[[ Recorded data open ]]
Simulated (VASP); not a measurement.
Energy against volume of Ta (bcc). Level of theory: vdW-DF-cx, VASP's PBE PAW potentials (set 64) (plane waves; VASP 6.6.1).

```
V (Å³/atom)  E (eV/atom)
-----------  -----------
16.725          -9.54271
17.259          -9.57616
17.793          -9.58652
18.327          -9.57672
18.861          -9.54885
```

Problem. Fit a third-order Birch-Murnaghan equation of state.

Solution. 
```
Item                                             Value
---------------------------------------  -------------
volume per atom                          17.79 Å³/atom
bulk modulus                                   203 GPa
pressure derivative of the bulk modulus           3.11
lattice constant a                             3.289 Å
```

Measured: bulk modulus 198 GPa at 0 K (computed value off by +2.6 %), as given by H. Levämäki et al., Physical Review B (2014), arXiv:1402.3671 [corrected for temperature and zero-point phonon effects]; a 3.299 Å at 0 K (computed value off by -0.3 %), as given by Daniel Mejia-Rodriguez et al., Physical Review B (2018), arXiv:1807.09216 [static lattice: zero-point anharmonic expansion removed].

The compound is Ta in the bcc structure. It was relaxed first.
[[ Recorded data closed ]]

§ **Work item**
Restate the records above verbatim, omitting no line.

§ **Task result**
Simulated (VASP); not a measurement.
Energy against volume of Ta (bcc). Level of theory: vdW-DF-cx, VASP's PBE PAW potentials (set 64) (plane waves; VASP 6.6.1).

```
V (Å³/atom)  E (eV/atom)
-----------  -----------
16.725          -9.54271
17.259          -9.57616
17.793          -9.58652
18.327          -9.57672
18.861          -9.54885
```

Problem. Fit a third-order Birch-Murnaghan equation of state.

Solution. 
```
Item                                             Value
---------------------------------------  -------------
volume per atom                          17.79 Å³/atom
bulk modulus                                   203 GPa
pressure derivative of the bulk modulus           3.11
lattice constant a                             3.289 Å
```

Measured: bulk modulus 198 GPa at 0 K (computed value off by +2.6 %), as given by H. Levämäki et al., Physical Review B (2014), arXiv:1402.3671 [corrected for temperature and zero-point phonon effects]; a 3.299 Å at 0 K (computed value off by -0.3 %), as given by Daniel Mejia-Rodriguez et al., Physical Review B (2018), arXiv:1807.09216 [static lattice: zero-point anharmonic expansion removed].

The compound is Ta in the bcc structure. It was relaxed first.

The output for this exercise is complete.